Extracted data:
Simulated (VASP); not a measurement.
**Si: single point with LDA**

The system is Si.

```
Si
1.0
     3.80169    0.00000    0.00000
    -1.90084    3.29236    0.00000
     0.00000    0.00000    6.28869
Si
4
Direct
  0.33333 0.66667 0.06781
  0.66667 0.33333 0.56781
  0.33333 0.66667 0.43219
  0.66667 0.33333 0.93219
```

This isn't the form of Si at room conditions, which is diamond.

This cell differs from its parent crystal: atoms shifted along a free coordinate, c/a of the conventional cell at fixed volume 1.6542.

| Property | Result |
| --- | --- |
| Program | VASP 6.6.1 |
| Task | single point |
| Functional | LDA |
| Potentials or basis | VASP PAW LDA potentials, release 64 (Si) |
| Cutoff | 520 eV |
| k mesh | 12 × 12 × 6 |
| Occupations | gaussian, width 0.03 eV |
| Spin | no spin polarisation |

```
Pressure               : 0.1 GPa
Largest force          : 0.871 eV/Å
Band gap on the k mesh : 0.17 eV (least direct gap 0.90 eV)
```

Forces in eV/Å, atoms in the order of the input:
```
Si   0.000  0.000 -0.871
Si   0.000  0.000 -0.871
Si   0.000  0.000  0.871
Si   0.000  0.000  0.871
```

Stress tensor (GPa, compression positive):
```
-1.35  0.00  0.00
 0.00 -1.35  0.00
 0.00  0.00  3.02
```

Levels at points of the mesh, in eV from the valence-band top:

Work instruction: Return each line exactly, beginning at the start of the material above and ending at the line that includes "This isn't the", with both of those kept.

Written answer:
Simulated (VASP); not a measurement.
**Si: single point with LDA**

The system is Si.

```
Si
1.0
     3.80169    0.00000    0.00000
    -1.90084    3.29236    0.00000
     0.00000    0.00000    6.28869
Si
4
Direct
  0.33333 0.66667 0.06781
  0.66667 0.33333 0.56781
  0.33333 0.66667 0.43219
  0.66667 0.33333 0.93219
```

This isn't the form of Si at room conditions, which is diamond.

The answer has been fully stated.